> INFORMATION
----------

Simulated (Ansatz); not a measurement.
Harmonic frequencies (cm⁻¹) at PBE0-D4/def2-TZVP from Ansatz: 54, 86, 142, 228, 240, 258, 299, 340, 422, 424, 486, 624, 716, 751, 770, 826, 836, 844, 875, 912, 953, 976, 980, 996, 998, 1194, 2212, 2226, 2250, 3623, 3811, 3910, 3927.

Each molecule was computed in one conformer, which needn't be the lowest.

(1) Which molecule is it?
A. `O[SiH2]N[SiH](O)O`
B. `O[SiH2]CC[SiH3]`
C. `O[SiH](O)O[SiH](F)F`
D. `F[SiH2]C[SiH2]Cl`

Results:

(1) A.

----------

> REQUIRED ACTION
The lines running from the start of the data through the one that contains "Harmonic frequencies (cm⁻¹)" should be reproduced exactly, and only those.

> WRITTEN SOLUTION
Simulated (Ansatz); not a measurement.
Harmonic frequencies (cm⁻¹) at PBE0-D4/def2-TZVP from Ansatz: 54, 86, 142, 228, 240, 258, 299, 340, 422, 424, 486, 624, 716, 751, 770, 826, 836, 844, 875, 912, 953, 976, 980, 996, 998, 1194, 2212, 2226, 2250, 3623, 3811, 3910, 3927.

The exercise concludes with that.